→ **Brief**
Each line of the data has to be retyped exactly as it is.

→ **Data provided**
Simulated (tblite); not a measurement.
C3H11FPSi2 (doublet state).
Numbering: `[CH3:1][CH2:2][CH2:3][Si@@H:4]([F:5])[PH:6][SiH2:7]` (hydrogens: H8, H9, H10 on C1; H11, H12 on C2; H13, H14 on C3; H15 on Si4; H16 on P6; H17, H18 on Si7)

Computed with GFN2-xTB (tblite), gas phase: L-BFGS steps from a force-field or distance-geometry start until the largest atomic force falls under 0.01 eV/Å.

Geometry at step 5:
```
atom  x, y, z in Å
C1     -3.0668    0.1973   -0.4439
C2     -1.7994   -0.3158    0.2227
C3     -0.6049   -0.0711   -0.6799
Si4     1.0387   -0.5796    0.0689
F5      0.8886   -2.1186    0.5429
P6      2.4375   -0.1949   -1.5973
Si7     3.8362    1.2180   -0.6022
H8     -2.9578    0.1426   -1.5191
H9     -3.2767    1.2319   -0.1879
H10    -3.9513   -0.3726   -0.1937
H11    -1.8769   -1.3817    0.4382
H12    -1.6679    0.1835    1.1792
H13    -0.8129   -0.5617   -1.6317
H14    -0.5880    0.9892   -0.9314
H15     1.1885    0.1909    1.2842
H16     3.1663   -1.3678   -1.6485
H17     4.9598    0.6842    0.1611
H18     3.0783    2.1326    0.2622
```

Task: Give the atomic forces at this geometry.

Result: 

→ **Task solution**
Simulated (tblite); not a measurement.
C3H11FPSi2 (doublet state).
Numbering: `[CH3:1][CH2:2][CH2:3][Si@@H:4]([F:5])[PH:6][SiH2:7]` (hydrogens: H8, H9, H10 on C1; H11, H12 on C2; H13, H14 on C3; H15 on Si4; H16 on P6; H17, H18 on Si7)

Computed with GFN2-xTB (tblite), gas phase: L-BFGS steps from a force-field or distance-geometry start until the largest atomic force falls under 0.01 eV/Å.

Geometry at step 5:
```
atom  x, y, z in Å
C1     -3.0668    0.1973   -0.4439
C2     -1.7994   -0.3158    0.2227
C3     -0.6049   -0.0711   -0.6799
Si4     1.0387   -0.5796    0.0689
F5      0.8886   -2.1186    0.5429
P6      2.4375   -0.1949   -1.5973
Si7     3.8362    1.2180   -0.6022
H8     -2.9578    0.1426   -1.5191
H9     -3.2767    1.2319   -0.1879
H10    -3.9513   -0.3726   -0.1937
H11    -1.8769   -1.3817    0.4382
H12    -1.6679    0.1835    1.1792
H13    -0.8129   -0.5617   -1.6317
H14    -0.5880    0.9892   -0.9314
H15     1.1885    0.1909    1.2842
H16     3.1663   -1.3678   -1.6485
H17     4.9598    0.6842    0.1611
H18     3.0783    2.1326    0.2622
```

Task: Give the atomic forces at this geometry.

Result: 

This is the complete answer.